- **DATASET EXTRACT**
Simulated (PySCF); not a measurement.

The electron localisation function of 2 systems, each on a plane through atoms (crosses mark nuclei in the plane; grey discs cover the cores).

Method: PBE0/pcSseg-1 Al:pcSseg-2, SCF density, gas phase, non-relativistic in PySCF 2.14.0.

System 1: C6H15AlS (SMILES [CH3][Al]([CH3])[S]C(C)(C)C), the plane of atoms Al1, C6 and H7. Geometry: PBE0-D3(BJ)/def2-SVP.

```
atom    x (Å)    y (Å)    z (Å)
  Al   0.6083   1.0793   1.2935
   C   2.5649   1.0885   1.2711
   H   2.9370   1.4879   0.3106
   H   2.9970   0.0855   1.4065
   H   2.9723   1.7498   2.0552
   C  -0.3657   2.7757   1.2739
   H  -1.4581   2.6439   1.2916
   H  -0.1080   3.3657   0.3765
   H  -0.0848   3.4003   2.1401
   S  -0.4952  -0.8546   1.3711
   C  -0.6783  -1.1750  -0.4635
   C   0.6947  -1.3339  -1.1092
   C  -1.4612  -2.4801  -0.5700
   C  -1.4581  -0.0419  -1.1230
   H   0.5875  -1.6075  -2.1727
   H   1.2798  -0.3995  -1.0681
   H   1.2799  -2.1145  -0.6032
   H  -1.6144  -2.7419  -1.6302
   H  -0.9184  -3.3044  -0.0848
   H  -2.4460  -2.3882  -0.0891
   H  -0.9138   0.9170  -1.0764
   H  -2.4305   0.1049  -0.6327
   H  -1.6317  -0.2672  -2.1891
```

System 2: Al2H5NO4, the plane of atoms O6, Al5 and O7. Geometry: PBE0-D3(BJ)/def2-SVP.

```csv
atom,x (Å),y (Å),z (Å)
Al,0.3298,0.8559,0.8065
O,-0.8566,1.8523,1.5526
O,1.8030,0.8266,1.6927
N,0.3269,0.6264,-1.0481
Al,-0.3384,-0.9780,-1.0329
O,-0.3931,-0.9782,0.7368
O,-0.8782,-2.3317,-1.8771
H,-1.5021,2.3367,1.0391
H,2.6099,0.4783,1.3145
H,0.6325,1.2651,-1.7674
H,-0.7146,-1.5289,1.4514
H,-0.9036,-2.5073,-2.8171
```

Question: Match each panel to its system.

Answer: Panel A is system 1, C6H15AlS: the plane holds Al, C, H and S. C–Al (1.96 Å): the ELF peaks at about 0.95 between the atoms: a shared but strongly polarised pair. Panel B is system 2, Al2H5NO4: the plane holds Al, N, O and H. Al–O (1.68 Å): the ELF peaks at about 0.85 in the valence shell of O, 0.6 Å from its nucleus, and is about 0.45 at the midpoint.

- **WORK INSTRUCTION**
Produce the lines from the top of the listing through the "Method: PBE0/pcSseg-1 Al:pcSseg-2, SCF" line exactly as they appear, with no additional output.

- **ANSWER SPACE**
Simulated (PySCF); not a measurement.

The electron localisation function of 2 systems, each on a plane through atoms (crosses mark nuclei in the plane; grey discs cover the cores).

Method: PBE0/pcSseg-1 Al:pcSseg-2, SCF density, gas phase, non-relativistic in PySCF 2.14.0.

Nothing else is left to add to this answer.